* _Assignment_:
All lines from the opening of the entries below through the line containing "Level of theory: PySCF, PBE0/pcSseg-1, SCF" must be output exactly as they appear, with no other lines.

-- Opening Marker --
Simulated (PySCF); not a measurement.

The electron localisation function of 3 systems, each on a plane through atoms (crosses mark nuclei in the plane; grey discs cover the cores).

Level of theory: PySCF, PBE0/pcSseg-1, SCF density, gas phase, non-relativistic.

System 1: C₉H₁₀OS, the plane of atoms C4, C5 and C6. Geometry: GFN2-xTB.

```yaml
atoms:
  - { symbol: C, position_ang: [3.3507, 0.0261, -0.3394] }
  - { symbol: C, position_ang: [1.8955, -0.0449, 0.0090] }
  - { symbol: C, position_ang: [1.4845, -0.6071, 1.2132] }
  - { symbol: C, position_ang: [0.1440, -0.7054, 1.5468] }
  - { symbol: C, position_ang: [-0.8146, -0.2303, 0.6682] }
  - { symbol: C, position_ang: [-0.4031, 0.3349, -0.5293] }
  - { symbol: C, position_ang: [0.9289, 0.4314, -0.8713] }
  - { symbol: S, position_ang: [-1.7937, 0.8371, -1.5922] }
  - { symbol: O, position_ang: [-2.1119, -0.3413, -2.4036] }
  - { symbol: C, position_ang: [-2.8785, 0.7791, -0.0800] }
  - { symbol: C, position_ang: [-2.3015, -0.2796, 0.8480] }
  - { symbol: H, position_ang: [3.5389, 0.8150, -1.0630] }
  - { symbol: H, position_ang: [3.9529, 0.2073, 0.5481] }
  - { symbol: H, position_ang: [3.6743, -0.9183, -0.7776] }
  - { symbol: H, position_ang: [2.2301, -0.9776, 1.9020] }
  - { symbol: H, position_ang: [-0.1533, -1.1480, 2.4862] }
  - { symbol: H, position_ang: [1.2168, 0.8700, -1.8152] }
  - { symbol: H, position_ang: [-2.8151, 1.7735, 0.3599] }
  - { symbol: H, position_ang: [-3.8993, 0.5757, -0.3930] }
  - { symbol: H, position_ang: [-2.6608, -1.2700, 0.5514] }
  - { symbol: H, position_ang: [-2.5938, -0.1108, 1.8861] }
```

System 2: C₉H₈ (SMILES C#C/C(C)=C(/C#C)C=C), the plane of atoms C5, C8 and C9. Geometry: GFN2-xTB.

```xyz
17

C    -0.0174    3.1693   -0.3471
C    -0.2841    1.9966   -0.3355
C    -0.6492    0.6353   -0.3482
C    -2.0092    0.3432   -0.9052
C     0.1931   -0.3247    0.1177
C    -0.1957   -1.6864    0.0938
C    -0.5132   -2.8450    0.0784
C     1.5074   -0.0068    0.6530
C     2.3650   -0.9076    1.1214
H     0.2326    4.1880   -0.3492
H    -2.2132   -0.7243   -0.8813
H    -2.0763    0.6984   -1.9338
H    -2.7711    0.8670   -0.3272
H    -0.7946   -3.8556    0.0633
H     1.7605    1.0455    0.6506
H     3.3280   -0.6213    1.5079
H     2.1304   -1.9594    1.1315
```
-- Closing Marker --

* _Reply_:
Simulated (PySCF); not a measurement.

The electron localisation function of 3 systems, each on a plane through atoms (crosses mark nuclei in the plane; grey discs cover the cores).

Level of theory: PySCF, PBE0/pcSseg-1, SCF density, gas phase, non-relativistic.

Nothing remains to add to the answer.